■ **Assigned task**
The listing below holds a line with "64 (Cu, O) |" and a later line with "correction | no |". Write out those two lines and every line between them, exactly, and nothing else.

=== Begin Enclosure ===
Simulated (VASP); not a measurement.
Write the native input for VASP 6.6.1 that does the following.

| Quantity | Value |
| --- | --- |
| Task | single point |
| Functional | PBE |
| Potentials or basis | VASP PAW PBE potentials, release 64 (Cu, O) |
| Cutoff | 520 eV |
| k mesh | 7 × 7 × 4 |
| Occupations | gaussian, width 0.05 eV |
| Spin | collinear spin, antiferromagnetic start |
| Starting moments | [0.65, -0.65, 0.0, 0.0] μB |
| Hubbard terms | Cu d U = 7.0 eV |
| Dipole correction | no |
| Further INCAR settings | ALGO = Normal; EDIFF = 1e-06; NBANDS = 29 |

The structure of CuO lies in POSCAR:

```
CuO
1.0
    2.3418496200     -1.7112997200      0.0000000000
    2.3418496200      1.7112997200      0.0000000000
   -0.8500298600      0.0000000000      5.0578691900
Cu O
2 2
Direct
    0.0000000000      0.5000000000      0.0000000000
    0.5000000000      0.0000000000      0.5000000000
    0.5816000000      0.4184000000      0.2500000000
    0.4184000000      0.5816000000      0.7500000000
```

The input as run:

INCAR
=== End Enclosure ===

■ **Exercise output**
| Potentials or basis | VASP PAW PBE potentials, release 64 (Cu, O) |
| Cutoff | 520 eV |
| k mesh | 7 × 7 × 4 |
| Occupations | gaussian, width 0.05 eV |
| Spin | collinear spin, antiferromagnetic start |
| Starting moments | [0.65, -0.65, 0.0, 0.0] μB |
| Hubbard terms | Cu d U = 7.0 eV |
| Dipole correction | no |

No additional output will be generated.